Send back all the data below, exactly as given.

=== SUPPLIED MATERIAL ===

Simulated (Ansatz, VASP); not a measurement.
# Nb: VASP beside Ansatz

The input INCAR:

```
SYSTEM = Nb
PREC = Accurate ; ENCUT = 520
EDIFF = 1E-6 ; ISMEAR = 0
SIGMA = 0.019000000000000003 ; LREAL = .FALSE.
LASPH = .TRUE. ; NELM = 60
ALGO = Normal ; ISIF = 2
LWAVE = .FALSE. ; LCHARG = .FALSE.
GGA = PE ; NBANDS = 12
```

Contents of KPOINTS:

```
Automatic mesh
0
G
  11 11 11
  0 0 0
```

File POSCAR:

===

WRITTEN RESPONSE:
Simulated (Ansatz, VASP); not a measurement.
# Nb: VASP beside Ansatz

The input INCAR:

```
SYSTEM = Nb
PREC = Accurate ; ENCUT = 520
EDIFF = 1E-6 ; ISMEAR = 0
SIGMA = 0.019000000000000003 ; LREAL = .FALSE.
LASPH = .TRUE. ; NELM = 60
ALGO = Normal ; ISIF = 2
LWAVE = .FALSE. ; LCHARG = .FALSE.
GGA = PE ; NBANDS = 12
```

Contents of KPOINTS:

```
Automatic mesh
0
G
  11 11 11
  0 0 0
```

File POSCAR:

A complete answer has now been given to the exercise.